EXERCISE:
Restate the whole of the data verbatim, omitting nothing.

'''

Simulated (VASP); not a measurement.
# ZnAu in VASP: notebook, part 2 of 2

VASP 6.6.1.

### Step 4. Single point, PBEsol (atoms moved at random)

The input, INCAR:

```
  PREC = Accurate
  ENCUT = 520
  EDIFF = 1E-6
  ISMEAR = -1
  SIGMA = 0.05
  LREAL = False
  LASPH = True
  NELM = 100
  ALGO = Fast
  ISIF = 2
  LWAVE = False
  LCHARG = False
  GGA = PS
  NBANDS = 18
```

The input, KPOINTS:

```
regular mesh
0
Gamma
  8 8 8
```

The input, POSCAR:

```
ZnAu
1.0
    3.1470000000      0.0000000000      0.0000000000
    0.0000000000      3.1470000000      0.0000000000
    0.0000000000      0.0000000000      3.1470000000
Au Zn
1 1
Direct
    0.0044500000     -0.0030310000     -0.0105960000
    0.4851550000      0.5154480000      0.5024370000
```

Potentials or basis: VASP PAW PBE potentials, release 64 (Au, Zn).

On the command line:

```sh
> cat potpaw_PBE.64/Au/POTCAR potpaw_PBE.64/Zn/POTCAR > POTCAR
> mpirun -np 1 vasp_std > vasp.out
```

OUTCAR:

'''

TASK RESPONSE:
Simulated (VASP); not a measurement.
# ZnAu in VASP: notebook, part 2 of 2

VASP 6.6.1.

### Step 4. Single point, PBEsol (atoms moved at random)

The input, INCAR:

```
  PREC = Accurate
  ENCUT = 520
  EDIFF = 1E-6
  ISMEAR = -1
  SIGMA = 0.05
  LREAL = False
  LASPH = True
  NELM = 100
  ALGO = Fast
  ISIF = 2
  LWAVE = False
  LCHARG = False
  GGA = PS
  NBANDS = 18
```

The input, KPOINTS:

```
regular mesh
0
Gamma
  8 8 8
```

The input, POSCAR:

```
ZnAu
1.0
    3.1470000000      0.0000000000      0.0000000000
    0.0000000000      3.1470000000      0.0000000000
    0.0000000000      0.0000000000      3.1470000000
Au Zn
1 1
Direct
    0.0044500000     -0.0030310000     -0.0105960000
    0.4851550000      0.5154480000      0.5024370000
```

Potentials or basis: VASP PAW PBE potentials, release 64 (Au, Zn).

On the command line:

```sh
> cat potpaw_PBE.64/Au/POTCAR potpaw_PBE.64/Zn/POTCAR > POTCAR
> mpirun -np 1 vasp_std > vasp.out
```

OUTCAR:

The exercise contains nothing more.